○ ○ ○ ○ ○
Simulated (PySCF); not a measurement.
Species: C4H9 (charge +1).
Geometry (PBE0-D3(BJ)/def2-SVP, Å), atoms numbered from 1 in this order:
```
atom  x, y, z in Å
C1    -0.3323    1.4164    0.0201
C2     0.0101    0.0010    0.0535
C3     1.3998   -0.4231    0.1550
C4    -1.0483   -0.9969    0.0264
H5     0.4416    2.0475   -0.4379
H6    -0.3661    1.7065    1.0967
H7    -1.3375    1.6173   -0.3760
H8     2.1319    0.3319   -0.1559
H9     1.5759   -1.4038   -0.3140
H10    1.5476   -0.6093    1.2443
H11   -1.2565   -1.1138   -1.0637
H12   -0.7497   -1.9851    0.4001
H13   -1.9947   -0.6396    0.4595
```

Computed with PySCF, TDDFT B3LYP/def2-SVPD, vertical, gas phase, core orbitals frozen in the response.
○ ○ ○ ○ ○

:: EXERCISE ::
What is needed here is an exact reproduction of all the entries.

:: TASK RESPONSE ::
Simulated (PySCF); not a measurement.
Species: C4H9 (charge +1).
Geometry (PBE0-D3(BJ)/def2-SVP, Å), atoms numbered from 1 in this order:
```
atom  x, y, z in Å
C1    -0.3323    1.4164    0.0201
C2     0.0101    0.0010    0.0535
C3     1.3998   -0.4231    0.1550
C4    -1.0483   -0.9969    0.0264
H5     0.4416    2.0475   -0.4379
H6    -0.3661    1.7065    1.0967
H7    -1.3375    1.6173   -0.3760
H8     2.1319    0.3319   -0.1559
H9     1.5759   -1.4038   -0.3140
H10    1.5476   -0.6093    1.2443
H11   -1.2565   -1.1138   -1.0637
H12   -0.7497   -1.9851    0.4001
H13   -1.9947   -0.6396    0.4595
```

Computed with PySCF, TDDFT B3LYP/def2-SVPD, vertical, gas phase, core orbitals frozen in the response.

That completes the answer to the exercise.